■ Assigned task: Restating every entry exactly is the whole task.

■ Information shown:
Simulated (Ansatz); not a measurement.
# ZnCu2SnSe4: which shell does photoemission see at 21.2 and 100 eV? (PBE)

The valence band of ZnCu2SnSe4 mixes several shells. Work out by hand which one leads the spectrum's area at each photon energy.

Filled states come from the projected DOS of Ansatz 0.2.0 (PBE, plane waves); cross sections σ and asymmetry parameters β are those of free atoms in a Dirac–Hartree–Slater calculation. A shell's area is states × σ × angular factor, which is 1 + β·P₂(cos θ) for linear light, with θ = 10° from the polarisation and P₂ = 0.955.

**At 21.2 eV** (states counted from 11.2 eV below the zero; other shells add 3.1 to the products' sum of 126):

■ Exercise result:
Simulated (Ansatz); not a measurement.
# ZnCu2SnSe4: which shell does photoemission see at 21.2 and 100 eV? (PBE)

The valence band of ZnCu2SnSe4 mixes several shells. Work out by hand which one leads the spectrum's area at each photon energy.

Filled states come from the projected DOS of Ansatz 0.2.0 (PBE, plane waves); cross sections σ and asymmetry parameters β are those of free atoms in a Dirac–Hartree–Slater calculation. A shell's area is states × σ × angular factor, which is 1 + β·P₂(cos θ) for linear light, with θ = 10° from the polarisation and P₂ = 0.955.

**At 21.2 eV** (states counted from 11.2 eV below the zero; other shells add 3.1 to the products' sum of 126):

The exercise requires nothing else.